▶ _Requirement_: Only one stretch of the data is wanted: the line containing "Filled states come", the line containing "spectrum (%) |", and every line between them, copied exactly.

▶ _Exercise data_:
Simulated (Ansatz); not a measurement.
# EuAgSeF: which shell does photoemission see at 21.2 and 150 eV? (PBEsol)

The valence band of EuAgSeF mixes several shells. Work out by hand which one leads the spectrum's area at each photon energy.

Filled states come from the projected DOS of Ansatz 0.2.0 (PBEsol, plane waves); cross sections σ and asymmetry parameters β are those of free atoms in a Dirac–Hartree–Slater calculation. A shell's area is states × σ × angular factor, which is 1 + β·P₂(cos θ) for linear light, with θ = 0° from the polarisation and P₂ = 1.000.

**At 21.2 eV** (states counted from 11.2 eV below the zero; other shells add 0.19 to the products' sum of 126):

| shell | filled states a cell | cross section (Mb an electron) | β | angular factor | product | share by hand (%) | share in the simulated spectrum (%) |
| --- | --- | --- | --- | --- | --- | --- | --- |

▶ _Answer section_:
Filled states come from the projected DOS of Ansatz 0.2.0 (PBEsol, plane waves); cross sections σ and asymmetry parameters β are those of free atoms in a Dirac–Hartree–Slater calculation. A shell's area is states × σ × angular factor, which is 1 + β·P₂(cos θ) for linear light, with θ = 0° from the polarisation and P₂ = 1.000.

**At 21.2 eV** (states counted from 11.2 eV below the zero; other shells add 0.19 to the products' sum of 126):

| shell | filled states a cell | cross section (Mb an electron) | β | angular factor | product | share by hand (%) | share in the simulated spectrum (%) |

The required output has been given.